- TASK ITEM -
Copy all of the data below exactly as it is given.

- RECORDS SHOWN -
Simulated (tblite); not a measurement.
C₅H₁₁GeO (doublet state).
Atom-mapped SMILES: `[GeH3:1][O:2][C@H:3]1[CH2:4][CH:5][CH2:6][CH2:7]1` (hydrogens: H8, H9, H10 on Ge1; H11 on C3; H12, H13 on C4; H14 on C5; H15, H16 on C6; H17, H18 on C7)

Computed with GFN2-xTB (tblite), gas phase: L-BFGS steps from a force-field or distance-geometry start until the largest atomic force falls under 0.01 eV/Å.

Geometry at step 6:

- RESPONSE AREA -
Simulated (tblite); not a measurement.
C₅H₁₁GeO (doublet state).
Atom-mapped SMILES: `[GeH3:1][O:2][C@H:3]1[CH2:4][CH:5][CH2:6][CH2:7]1` (hydrogens: H8, H9, H10 on Ge1; H11 on C3; H12, H13 on C4; H14 on C5; H15, H16 on C6; H17, H18 on C7)

Computed with GFN2-xTB (tblite), gas phase: L-BFGS steps from a force-field or distance-geometry start until the largest atomic force falls under 0.01 eV/Å.

Geometry at step 6:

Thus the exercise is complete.